- Data shown
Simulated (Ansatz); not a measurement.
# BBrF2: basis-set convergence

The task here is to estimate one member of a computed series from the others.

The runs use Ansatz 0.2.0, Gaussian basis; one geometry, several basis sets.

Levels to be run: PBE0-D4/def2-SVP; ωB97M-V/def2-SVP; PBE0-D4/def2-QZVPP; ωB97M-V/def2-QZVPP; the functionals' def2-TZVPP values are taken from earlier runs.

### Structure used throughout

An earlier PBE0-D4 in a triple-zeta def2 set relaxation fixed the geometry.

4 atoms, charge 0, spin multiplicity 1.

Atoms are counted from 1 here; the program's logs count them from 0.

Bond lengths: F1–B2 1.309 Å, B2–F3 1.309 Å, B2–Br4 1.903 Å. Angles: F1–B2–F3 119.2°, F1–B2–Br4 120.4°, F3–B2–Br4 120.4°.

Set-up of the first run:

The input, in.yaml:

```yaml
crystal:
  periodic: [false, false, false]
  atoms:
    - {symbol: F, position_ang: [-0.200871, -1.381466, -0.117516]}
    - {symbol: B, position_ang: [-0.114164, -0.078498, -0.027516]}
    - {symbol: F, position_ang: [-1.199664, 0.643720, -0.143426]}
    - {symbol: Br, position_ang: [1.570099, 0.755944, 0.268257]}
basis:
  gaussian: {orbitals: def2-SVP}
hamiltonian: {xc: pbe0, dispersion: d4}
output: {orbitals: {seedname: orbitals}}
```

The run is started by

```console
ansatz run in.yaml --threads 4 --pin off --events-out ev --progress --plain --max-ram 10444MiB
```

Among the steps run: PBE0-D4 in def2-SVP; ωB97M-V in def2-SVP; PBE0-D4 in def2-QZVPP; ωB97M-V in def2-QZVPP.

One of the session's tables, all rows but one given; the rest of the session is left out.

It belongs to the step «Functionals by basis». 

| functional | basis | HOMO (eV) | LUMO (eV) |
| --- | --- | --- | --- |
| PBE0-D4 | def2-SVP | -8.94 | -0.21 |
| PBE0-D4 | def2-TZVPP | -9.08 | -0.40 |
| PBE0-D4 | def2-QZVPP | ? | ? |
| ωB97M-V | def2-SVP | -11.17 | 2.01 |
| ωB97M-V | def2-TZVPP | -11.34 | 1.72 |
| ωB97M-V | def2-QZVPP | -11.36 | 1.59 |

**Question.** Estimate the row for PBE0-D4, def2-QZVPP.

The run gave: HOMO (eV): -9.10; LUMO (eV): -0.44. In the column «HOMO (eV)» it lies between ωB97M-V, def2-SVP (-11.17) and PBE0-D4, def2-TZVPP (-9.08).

- Assignment
With the line containing "4 atoms, charge 0, spin multiplicity 1." as the last one, please set down exactly the lines of the records above from their very first line, and nothing more.

- Your response
Simulated (Ansatz); not a measurement.
# BBrF2: basis-set convergence

The task here is to estimate one member of a computed series from the others.

The runs use Ansatz 0.2.0, Gaussian basis; one geometry, several basis sets.

Levels to be run: PBE0-D4/def2-SVP; ωB97M-V/def2-SVP; PBE0-D4/def2-QZVPP; ωB97M-V/def2-QZVPP; the functionals' def2-TZVPP values are taken from earlier runs.

### Structure used throughout

An earlier PBE0-D4 in a triple-zeta def2 set relaxation fixed the geometry.

4 atoms, charge 0, spin multiplicity 1.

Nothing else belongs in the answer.